=-=-=

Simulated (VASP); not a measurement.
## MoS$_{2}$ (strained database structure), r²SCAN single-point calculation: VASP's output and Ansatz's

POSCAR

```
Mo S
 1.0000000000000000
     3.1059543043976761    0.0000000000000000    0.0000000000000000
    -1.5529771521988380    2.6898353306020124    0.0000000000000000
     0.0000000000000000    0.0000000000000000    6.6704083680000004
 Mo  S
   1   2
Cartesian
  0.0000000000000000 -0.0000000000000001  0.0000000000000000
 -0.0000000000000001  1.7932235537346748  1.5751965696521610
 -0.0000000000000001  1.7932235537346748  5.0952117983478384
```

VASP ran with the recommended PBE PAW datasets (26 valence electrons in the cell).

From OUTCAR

=-=-=

> [Activity]: Would you restate the entries word for word, omitting none?

> [Task response]:
Simulated (VASP); not a measurement.
## MoS$_{2}$ (strained database structure), r²SCAN single-point calculation: VASP's output and Ansatz's

POSCAR

```
Mo S
 1.0000000000000000
     3.1059543043976761    0.0000000000000000    0.0000000000000000
    -1.5529771521988380    2.6898353306020124    0.0000000000000000
     0.0000000000000000    0.0000000000000000    6.6704083680000004
 Mo  S
   1   2
Cartesian
  0.0000000000000000 -0.0000000000000001  0.0000000000000000
 -0.0000000000000001  1.7932235537346748  1.5751965696521610
 -0.0000000000000001  1.7932235537346748  5.0952117983478384
```

VASP ran with the recommended PBE PAW datasets (26 valence electrons in the cell).

From OUTCAR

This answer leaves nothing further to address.